— Exercise —
Restating the data exactly is the whole task.

--- START ---

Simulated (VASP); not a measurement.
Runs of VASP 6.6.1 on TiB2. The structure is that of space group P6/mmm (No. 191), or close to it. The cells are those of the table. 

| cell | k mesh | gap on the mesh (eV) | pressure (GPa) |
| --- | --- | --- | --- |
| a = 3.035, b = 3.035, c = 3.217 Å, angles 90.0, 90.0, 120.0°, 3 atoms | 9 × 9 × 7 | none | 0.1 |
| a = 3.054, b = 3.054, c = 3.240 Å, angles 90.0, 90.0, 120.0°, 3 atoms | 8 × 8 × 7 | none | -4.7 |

--- END ---

— Worked solution —
Simulated (VASP); not a measurement.
Runs of VASP 6.6.1 on TiB2. The structure is that of space group P6/mmm (No. 191), or close to it. The cells are those of the table. 

| cell | k mesh | gap on the mesh (eV) | pressure (GPa) |
| --- | --- | --- | --- |
| a = 3.035, b = 3.035, c = 3.217 Å, angles 90.0, 90.0, 120.0°, 3 atoms | 9 × 9 × 7 | none | 0.1 |
| a = 3.054, b = 3.054, c = 3.240 Å, angles 90.0, 90.0, 120.0°, 3 atoms | 8 × 8 × 7 | none | -4.7 |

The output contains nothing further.